*Supplied material*
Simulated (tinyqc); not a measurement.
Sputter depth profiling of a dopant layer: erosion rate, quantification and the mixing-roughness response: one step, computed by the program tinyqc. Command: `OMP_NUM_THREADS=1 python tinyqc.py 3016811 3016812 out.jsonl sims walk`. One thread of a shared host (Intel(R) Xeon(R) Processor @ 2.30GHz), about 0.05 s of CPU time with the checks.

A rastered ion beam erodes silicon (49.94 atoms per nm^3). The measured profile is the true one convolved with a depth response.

*Work task*
In full and word for word, restate the data.

*Written response*
Simulated (tinyqc); not a measurement.
Sputter depth profiling of a dopant layer: erosion rate, quantification and the mixing-roughness response: one step, computed by the program tinyqc. Command: `OMP_NUM_THREADS=1 python tinyqc.py 3016811 3016812 out.jsonl sims walk`. One thread of a shared host (Intel(R) Xeon(R) Processor @ 2.30GHz), about 0.05 s of CPU time with the checks.

A rastered ion beam erodes silicon (49.94 atoms per nm^3). The measured profile is the true one convolved with a depth response.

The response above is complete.